Work order ::
The listing below is to be transcribed exactly.

★ ★ ★

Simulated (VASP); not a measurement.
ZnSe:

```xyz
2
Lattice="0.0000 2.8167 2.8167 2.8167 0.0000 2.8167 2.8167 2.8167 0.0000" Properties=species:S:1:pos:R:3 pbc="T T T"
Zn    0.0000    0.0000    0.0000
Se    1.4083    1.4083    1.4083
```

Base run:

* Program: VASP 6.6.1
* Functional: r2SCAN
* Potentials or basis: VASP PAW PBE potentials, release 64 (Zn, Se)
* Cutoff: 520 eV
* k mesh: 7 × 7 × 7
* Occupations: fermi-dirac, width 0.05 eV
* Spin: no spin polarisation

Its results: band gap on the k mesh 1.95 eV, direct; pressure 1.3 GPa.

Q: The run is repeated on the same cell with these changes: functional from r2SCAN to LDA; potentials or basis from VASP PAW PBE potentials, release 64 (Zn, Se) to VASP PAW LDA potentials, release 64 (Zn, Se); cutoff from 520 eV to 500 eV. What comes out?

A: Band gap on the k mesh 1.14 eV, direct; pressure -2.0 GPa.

★ ★ ★

Task answer ::
Simulated (VASP); not a measurement.
ZnSe:

```xyz
2
Lattice="0.0000 2.8167 2.8167 2.8167 0.0000 2.8167 2.8167 2.8167 0.0000" Properties=species:S:1:pos:R:3 pbc="T T T"
Zn    0.0000    0.0000    0.0000
Se    1.4083    1.4083    1.4083
```

Base run:

* Program: VASP 6.6.1
* Functional: r2SCAN
* Potentials or basis: VASP PAW PBE potentials, release 64 (Zn, Se)
* Cutoff: 520 eV
* k mesh: 7 × 7 × 7
* Occupations: fermi-dirac, width 0.05 eV
* Spin: no spin polarisation

Its results: band gap on the k mesh 1.95 eV, direct; pressure 1.3 GPa.

Q: The run is repeated on the same cell with these changes: functional from r2SCAN to LDA; potentials or basis from VASP PAW PBE potentials, release 64 (Zn, Se) to VASP PAW LDA potentials, release 64 (Zn, Se); cutoff from 520 eV to 500 eV. What comes out?

A: Band gap on the k mesh 1.14 eV, direct; pressure -2.0 GPa.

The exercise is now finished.